## Data listing

______________________________

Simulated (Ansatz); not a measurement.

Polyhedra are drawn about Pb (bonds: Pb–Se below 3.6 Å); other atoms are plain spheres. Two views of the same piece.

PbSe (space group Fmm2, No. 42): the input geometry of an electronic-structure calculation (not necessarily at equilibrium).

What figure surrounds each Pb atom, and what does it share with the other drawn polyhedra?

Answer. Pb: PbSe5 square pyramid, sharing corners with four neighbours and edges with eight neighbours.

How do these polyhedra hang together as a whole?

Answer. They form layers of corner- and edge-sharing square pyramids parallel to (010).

______________________________

## Assignment
Please reproduce exactly the lines from the first one of the records above through the line containing "How do these", both included, and nothing else.

## Your solution
Simulated (Ansatz); not a measurement.

Polyhedra are drawn about Pb (bonds: Pb–Se below 3.6 Å); other atoms are plain spheres. Two views of the same piece.

PbSe (space group Fmm2, No. 42): the input geometry of an electronic-structure calculation (not necessarily at equilibrium).

What figure surrounds each Pb atom, and what does it share with the other drawn polyhedra?

Answer. Pb: PbSe5 square pyramid, sharing corners with four neighbours and edges with eight neighbours.

How do these polyhedra hang together as a whole?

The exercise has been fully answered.